═══ INFORMATION GIVEN

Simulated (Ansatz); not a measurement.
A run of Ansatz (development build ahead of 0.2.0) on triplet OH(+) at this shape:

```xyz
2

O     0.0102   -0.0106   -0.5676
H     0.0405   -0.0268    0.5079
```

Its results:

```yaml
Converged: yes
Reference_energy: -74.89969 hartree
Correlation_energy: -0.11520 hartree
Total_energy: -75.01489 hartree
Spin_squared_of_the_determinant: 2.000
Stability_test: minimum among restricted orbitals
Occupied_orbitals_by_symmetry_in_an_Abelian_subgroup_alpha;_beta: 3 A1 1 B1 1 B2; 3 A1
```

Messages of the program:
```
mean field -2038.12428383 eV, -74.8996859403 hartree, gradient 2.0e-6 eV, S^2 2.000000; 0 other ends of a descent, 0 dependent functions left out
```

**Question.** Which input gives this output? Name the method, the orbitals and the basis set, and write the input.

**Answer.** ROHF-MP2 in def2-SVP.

══════

_WORK INSTRUCTION_
From the records above, extract exactly and only the lines that begin at the line with "A run of Ansatz" and stop after the line with "write the input.".

_WRITTEN REPLY_
A run of Ansatz (development build ahead of 0.2.0) on triplet OH(+) at this shape:

```xyz
2

O     0.0102   -0.0106   -0.5676
H     0.0405   -0.0268    0.5079
```

Its results:

```yaml
Converged: yes
Reference_energy: -74.89969 hartree
Correlation_energy: -0.11520 hartree
Total_energy: -75.01489 hartree
Spin_squared_of_the_determinant: 2.000
Stability_test: minimum among restricted orbitals
Occupied_orbitals_by_symmetry_in_an_Abelian_subgroup_alpha;_beta: 3 A1 1 B1 1 B2; 3 A1
```

Messages of the program:
```
mean field -2038.12428383 eV, -74.8996859403 hartree, gradient 2.0e-6 eV, S^2 2.000000; 0 other ends of a descent, 0 dependent functions left out
```

**Question.** Which input gives this output? Name the method, the orbitals and the basis set, and write the input.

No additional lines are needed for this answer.